**WORK INSTRUCTION**
Each line below should be quoted exactly, please.

**EXCERPTED RECORDS**
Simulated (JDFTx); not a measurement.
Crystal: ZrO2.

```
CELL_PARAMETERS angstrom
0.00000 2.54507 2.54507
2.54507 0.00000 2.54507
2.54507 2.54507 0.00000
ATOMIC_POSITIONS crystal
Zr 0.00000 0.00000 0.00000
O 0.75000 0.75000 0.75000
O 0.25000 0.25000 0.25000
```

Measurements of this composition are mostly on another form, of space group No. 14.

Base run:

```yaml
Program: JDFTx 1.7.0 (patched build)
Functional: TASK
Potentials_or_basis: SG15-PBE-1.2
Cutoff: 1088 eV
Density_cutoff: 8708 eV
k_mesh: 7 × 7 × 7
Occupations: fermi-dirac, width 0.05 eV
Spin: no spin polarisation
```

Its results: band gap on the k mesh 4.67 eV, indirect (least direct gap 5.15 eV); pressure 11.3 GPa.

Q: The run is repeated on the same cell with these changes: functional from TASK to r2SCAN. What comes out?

**YOUR SOLUTION**
Simulated (JDFTx); not a measurement.
Crystal: ZrO2.

```
CELL_PARAMETERS angstrom
0.00000 2.54507 2.54507
2.54507 0.00000 2.54507
2.54507 2.54507 0.00000
ATOMIC_POSITIONS crystal
Zr 0.00000 0.00000 0.00000
O 0.75000 0.75000 0.75000
O 0.25000 0.25000 0.25000
```

Measurements of this composition are mostly on another form, of space group No. 14.

Base run:

```yaml
Program: JDFTx 1.7.0 (patched build)
Functional: TASK
Potentials_or_basis: SG15-PBE-1.2
Cutoff: 1088 eV
Density_cutoff: 8708 eV
k_mesh: 7 × 7 × 7
Occupations: fermi-dirac, width 0.05 eV
Spin: no spin polarisation
```

Its results: band gap on the k mesh 4.67 eV, indirect (least direct gap 5.15 eV); pressure 11.3 GPa.

Q: The run is repeated on the same cell with these changes: functional from TASK to r2SCAN. What comes out?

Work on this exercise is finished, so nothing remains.